-- Provided records --
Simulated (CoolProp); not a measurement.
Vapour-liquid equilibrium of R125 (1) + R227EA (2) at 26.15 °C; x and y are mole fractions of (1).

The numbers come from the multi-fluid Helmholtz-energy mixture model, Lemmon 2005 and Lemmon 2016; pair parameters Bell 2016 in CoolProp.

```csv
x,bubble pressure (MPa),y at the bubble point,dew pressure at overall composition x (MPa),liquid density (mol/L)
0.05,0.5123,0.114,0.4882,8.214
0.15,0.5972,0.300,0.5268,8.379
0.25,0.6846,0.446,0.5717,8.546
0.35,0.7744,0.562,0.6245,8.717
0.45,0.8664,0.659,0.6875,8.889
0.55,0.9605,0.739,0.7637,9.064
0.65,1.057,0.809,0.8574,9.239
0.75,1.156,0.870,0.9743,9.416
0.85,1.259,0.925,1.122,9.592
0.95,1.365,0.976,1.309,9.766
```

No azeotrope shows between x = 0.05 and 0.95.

-- Work item --
Set the material down exactly as written, starting at its first line. The line containing "The numbers come" is the last one to include.

-- Response box --
Simulated (CoolProp); not a measurement.
Vapour-liquid equilibrium of R125 (1) + R227EA (2) at 26.15 °C; x and y are mole fractions of (1).

The numbers come from the multi-fluid Helmholtz-energy mixture model, Lemmon 2005 and Lemmon 2016; pair parameters Bell 2016 in CoolProp.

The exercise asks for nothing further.